(DATA UNDER STUDY)

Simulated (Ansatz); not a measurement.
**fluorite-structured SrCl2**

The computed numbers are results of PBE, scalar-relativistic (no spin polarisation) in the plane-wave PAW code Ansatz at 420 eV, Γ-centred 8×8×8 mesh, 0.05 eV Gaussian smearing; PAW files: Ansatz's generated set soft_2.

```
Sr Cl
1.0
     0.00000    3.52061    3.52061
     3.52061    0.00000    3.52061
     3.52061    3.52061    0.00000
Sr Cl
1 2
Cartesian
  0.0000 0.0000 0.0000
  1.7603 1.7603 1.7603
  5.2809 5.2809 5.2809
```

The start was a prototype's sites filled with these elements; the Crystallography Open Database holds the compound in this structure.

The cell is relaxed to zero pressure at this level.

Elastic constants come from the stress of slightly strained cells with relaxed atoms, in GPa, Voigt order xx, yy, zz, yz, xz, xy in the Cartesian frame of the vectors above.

(End DATA UNDER STUDY)

> [TASK ITEM]
Restate the full data above, keeping each word intact.

> [TASK OUTPUT]
Simulated (Ansatz); not a measurement.
**fluorite-structured SrCl2**

The computed numbers are results of PBE, scalar-relativistic (no spin polarisation) in the plane-wave PAW code Ansatz at 420 eV, Γ-centred 8×8×8 mesh, 0.05 eV Gaussian smearing; PAW files: Ansatz's generated set soft_2.

```
Sr Cl
1.0
     0.00000    3.52061    3.52061
     3.52061    0.00000    3.52061
     3.52061    3.52061    0.00000
Sr Cl
1 2
Cartesian
  0.0000 0.0000 0.0000
  1.7603 1.7603 1.7603
  5.2809 5.2809 5.2809
```

The start was a prototype's sites filled with these elements; the Crystallography Open Database holds the compound in this structure.

The cell is relaxed to zero pressure at this level.

Elastic constants come from the stress of slightly strained cells with relaxed atoms, in GPa, Voigt order xx, yy, zz, yz, xz, xy in the Cartesian frame of the vectors above.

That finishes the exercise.